+++ SUPPLIED MATERIAL +++
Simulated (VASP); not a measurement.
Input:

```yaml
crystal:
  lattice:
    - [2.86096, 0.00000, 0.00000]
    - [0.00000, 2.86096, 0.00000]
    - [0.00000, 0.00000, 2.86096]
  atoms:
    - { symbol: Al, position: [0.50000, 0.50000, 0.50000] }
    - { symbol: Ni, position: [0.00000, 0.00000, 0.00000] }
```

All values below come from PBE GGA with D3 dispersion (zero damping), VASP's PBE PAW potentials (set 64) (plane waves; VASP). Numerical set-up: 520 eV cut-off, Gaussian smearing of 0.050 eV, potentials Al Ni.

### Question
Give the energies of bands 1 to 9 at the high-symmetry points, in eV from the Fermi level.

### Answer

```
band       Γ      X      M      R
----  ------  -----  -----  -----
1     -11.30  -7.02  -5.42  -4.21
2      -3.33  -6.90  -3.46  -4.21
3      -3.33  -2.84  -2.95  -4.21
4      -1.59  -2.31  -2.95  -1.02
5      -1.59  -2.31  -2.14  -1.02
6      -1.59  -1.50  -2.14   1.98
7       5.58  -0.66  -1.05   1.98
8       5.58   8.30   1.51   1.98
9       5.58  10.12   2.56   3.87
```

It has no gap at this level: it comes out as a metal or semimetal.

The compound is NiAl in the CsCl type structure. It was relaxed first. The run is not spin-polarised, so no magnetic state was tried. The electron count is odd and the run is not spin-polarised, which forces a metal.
+++

REQUIREMENT: The entries above are to be transcribed in full and without error.

WRITTEN SOLUTION:
Simulated (VASP); not a measurement.
Input:

```yaml
crystal:
  lattice:
    - [2.86096, 0.00000, 0.00000]
    - [0.00000, 2.86096, 0.00000]
    - [0.00000, 0.00000, 2.86096]
  atoms:
    - { symbol: Al, position: [0.50000, 0.50000, 0.50000] }
    - { symbol: Ni, position: [0.00000, 0.00000, 0.00000] }
```

All values below come from PBE GGA with D3 dispersion (zero damping), VASP's PBE PAW potentials (set 64) (plane waves; VASP). Numerical set-up: 520 eV cut-off, Gaussian smearing of 0.050 eV, potentials Al Ni.

### Question
Give the energies of bands 1 to 9 at the high-symmetry points, in eV from the Fermi level.

### Answer

```
band       Γ      X      M      R
----  ------  -----  -----  -----
1     -11.30  -7.02  -5.42  -4.21
2      -3.33  -6.90  -3.46  -4.21
3      -3.33  -2.84  -2.95  -4.21
4      -1.59  -2.31  -2.95  -1.02
5      -1.59  -2.31  -2.14  -1.02
6      -1.59  -1.50  -2.14   1.98
7       5.58  -0.66  -1.05   1.98
8       5.58   8.30   1.51   1.98
9       5.58  10.12   2.56   3.87
```

It has no gap at this level: it comes out as a metal or semimetal.

The compound is NiAl in the CsCl type structure. It was relaxed first. The run is not spin-polarised, so no magnetic state was tried. The electron count is odd and the run is not spin-polarised, which forces a metal.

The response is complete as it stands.